WORK INSTRUCTION » Return the data below in full, exactly as it stands.

DATASET RECORDS »
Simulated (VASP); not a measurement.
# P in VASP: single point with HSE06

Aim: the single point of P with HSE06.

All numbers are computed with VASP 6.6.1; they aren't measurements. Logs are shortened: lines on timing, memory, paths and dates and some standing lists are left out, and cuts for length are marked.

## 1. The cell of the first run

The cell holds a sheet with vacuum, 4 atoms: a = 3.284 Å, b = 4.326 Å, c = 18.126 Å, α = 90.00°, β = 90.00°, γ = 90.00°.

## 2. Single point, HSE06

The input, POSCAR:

RESPONSE »
Simulated (VASP); not a measurement.
# P in VASP: single point with HSE06

Aim: the single point of P with HSE06.

All numbers are computed with VASP 6.6.1; they aren't measurements. Logs are shortened: lines on timing, memory, paths and dates and some standing lists are left out, and cuts for length are marked.

## 1. The cell of the first run

The cell holds a sheet with vacuum, 4 atoms: a = 3.284 Å, b = 4.326 Å, c = 18.126 Å, α = 90.00°, β = 90.00°, γ = 90.00°.

## 2. Single point, HSE06

The input, POSCAR:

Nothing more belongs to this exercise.